Work order
Output every line of the listing, exactly and completely.

The data
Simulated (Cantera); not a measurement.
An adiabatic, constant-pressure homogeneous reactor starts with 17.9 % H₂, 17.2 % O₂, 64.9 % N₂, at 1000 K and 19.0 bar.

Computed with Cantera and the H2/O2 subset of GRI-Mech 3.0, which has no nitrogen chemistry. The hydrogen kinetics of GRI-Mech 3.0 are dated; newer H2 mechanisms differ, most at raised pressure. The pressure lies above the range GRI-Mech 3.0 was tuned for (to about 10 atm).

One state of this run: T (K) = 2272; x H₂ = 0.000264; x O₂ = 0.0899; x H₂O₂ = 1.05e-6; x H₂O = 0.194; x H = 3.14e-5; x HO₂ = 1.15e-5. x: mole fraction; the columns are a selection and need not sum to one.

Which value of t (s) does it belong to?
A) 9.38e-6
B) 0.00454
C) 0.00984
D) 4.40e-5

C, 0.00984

Written reply
Simulated (Cantera); not a measurement.
An adiabatic, constant-pressure homogeneous reactor starts with 17.9 % H₂, 17.2 % O₂, 64.9 % N₂, at 1000 K and 19.0 bar.

Computed with Cantera and the H2/O2 subset of GRI-Mech 3.0, which has no nitrogen chemistry. The hydrogen kinetics of GRI-Mech 3.0 are dated; newer H2 mechanisms differ, most at raised pressure. The pressure lies above the range GRI-Mech 3.0 was tuned for (to about 10 atm).

One state of this run: T (K) = 2272; x H₂ = 0.000264; x O₂ = 0.0899; x H₂O₂ = 1.05e-6; x H₂O = 0.194; x H = 3.14e-5; x HO₂ = 1.15e-5. x: mole fraction; the columns are a selection and need not sum to one.

Which value of t (s) does it belong to?
A) 9.38e-6
B) 0.00454
C) 0.00984
D) 4.40e-5

C, 0.00984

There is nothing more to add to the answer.